EXTRACTED MATERIAL ▸
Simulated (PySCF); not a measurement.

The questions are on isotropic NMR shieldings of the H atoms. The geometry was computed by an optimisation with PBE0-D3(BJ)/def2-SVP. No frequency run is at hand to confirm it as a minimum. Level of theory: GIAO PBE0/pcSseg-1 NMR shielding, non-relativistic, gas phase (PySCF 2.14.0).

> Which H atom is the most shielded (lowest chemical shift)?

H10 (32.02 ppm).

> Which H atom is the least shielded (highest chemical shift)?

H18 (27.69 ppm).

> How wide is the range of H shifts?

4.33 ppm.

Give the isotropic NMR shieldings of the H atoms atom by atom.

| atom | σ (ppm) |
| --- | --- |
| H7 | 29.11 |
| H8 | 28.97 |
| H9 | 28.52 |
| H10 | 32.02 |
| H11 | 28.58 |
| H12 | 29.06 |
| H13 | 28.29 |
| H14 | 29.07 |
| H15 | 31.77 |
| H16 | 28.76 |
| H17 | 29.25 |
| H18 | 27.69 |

EXERCISE ▸ Copy, exactly and only, the lines above that begin with the one containing "H7 | 29.11 |" and finish with the one containing "H17 | 29.25 |".

YOUR SOLUTION ▸
| H7 | 29.11 |
| H8 | 28.97 |
| H9 | 28.52 |
| H10 | 32.02 |
| H11 | 28.58 |
| H12 | 29.06 |
| H13 | 28.29 |
| H14 | 29.07 |
| H15 | 31.77 |
| H16 | 28.76 |
| H17 | 29.25 |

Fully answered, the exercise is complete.